Work item = Starting at the line below holding "Alike in all" and stopping at the line holding "Task: Estimate the missing entries.", print every line exactly, both ends included, and leave the rest out.

Extracted records =
►
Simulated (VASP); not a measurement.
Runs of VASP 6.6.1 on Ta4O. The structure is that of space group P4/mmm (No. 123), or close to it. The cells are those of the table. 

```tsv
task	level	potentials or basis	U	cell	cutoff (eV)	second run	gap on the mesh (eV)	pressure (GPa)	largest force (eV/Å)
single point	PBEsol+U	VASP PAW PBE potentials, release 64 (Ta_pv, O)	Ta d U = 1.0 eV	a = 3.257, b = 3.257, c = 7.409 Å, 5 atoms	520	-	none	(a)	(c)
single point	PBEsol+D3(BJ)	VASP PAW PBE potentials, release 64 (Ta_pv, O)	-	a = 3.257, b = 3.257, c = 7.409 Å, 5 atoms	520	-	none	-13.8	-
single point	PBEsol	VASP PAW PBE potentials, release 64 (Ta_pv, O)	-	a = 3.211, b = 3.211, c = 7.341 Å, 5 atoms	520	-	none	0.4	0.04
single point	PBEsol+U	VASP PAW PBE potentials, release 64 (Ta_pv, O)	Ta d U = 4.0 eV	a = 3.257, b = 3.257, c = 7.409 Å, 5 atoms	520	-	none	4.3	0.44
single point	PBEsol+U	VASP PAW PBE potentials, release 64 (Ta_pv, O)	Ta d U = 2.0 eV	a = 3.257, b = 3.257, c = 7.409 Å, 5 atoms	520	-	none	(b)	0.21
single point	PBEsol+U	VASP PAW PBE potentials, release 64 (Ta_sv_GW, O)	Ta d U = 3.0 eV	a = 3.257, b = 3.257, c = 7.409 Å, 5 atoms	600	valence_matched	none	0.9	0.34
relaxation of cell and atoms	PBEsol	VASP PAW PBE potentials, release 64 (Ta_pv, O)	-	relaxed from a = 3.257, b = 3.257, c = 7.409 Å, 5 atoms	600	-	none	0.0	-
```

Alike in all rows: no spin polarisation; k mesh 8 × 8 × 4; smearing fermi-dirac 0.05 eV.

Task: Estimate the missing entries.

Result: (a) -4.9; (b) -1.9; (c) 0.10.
◄

Task answer =
Alike in all rows: no spin polarisation; k mesh 8 × 8 × 4; smearing fermi-dirac 0.05 eV.

Task: Estimate the missing entries.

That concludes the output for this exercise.